(Required action): The response should be the lines of the data, starting at the first and ending at the one that contains "- Band gap on", copied without change.

*** Record excerpts ***

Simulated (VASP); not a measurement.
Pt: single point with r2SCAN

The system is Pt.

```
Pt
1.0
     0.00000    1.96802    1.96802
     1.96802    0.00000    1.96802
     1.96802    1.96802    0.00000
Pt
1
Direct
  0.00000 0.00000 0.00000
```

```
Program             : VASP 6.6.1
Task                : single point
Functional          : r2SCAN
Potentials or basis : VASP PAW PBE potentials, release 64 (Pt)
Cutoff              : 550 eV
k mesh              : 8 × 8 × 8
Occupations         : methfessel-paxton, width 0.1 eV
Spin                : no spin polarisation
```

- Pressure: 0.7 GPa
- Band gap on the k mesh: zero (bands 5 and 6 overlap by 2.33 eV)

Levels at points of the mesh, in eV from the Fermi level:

***

(Expected answer):
Simulated (VASP); not a measurement.
Pt: single point with r2SCAN

The system is Pt.

```
Pt
1.0
     0.00000    1.96802    1.96802
     1.96802    0.00000    1.96802
     1.96802    1.96802    0.00000
Pt
1
Direct
  0.00000 0.00000 0.00000
```

```
Program             : VASP 6.6.1
Task                : single point
Functional          : r2SCAN
Potentials or basis : VASP PAW PBE potentials, release 64 (Pt)
Cutoff              : 550 eV
k mesh              : 8 × 8 × 8
Occupations         : methfessel-paxton, width 0.1 eV
Spin                : no spin polarisation
```

- Pressure: 0.7 GPa
- Band gap on the k mesh: zero (bands 5 and 6 overlap by 2.33 eV)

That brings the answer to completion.